#### [Task item]
Repeat the entries that appear below, exactly and in full.

---------- Records provided

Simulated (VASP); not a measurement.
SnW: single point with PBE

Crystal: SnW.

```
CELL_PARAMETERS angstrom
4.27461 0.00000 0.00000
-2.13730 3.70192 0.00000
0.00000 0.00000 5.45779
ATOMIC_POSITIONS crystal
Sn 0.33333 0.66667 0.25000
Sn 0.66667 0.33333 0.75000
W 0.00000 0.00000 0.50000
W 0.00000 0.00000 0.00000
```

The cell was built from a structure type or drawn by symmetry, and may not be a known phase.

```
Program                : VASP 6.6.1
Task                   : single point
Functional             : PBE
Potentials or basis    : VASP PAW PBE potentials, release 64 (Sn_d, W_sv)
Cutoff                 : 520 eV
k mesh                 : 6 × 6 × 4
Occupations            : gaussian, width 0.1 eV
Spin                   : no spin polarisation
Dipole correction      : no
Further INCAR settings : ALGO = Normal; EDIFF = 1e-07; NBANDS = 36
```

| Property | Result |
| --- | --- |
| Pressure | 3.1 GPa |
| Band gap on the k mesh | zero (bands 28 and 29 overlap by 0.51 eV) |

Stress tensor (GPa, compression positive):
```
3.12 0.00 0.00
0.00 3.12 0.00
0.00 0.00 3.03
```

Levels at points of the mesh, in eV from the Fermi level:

--------------------

#### [Reply]
Simulated (VASP); not a measurement.
SnW: single point with PBE

Crystal: SnW.

```
CELL_PARAMETERS angstrom
4.27461 0.00000 0.00000
-2.13730 3.70192 0.00000
0.00000 0.00000 5.45779
ATOMIC_POSITIONS crystal
Sn 0.33333 0.66667 0.25000
Sn 0.66667 0.33333 0.75000
W 0.00000 0.00000 0.50000
W 0.00000 0.00000 0.00000
```

The cell was built from a structure type or drawn by symmetry, and may not be a known phase.

```
Program                : VASP 6.6.1
Task                   : single point
Functional             : PBE
Potentials or basis    : VASP PAW PBE potentials, release 64 (Sn_d, W_sv)
Cutoff                 : 520 eV
k mesh                 : 6 × 6 × 4
Occupations            : gaussian, width 0.1 eV
Spin                   : no spin polarisation
Dipole correction      : no
Further INCAR settings : ALGO = Normal; EDIFF = 1e-07; NBANDS = 36
```

| Property | Result |
| --- | --- |
| Pressure | 3.1 GPa |
| Band gap on the k mesh | zero (bands 28 and 29 overlap by 0.51 eV) |

Stress tensor (GPa, compression positive):
```
3.12 0.00 0.00
0.00 3.12 0.00
0.00 0.00 3.03
```

Levels at points of the mesh, in eV from the Fermi level:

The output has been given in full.